● Activity:
Only these lines of the data below are wanted: the one with "Taking M06-2X/def2-TZVP as", the one with "time (rough) |", and any lines between them, each repeated exactly.

● Exercise data:
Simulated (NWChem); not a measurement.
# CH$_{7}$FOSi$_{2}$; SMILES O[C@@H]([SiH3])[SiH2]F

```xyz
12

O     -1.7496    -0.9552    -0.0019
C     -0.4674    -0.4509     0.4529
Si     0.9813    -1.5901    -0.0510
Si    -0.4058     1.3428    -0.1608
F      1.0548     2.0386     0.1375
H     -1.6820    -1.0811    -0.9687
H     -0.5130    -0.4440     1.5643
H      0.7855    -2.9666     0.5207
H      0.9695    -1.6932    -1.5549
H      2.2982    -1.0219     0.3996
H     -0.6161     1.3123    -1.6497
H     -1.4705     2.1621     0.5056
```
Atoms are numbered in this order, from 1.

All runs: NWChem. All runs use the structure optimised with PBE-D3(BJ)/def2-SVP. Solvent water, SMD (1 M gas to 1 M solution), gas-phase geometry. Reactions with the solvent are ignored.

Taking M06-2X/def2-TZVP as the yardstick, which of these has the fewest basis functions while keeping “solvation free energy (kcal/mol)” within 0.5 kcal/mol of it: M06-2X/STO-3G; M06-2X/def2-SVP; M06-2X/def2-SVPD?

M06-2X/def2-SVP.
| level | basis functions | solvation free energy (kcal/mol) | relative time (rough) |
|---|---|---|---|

● Solution:
Taking M06-2X/def2-TZVP as the yardstick, which of these has the fewest basis functions while keeping “solvation free energy (kcal/mol)” within 0.5 kcal/mol of it: M06-2X/STO-3G; M06-2X/def2-SVP; M06-2X/def2-SVPD?

M06-2X/def2-SVP.
| level | basis functions | solvation free energy (kcal/mol) | relative time (rough) |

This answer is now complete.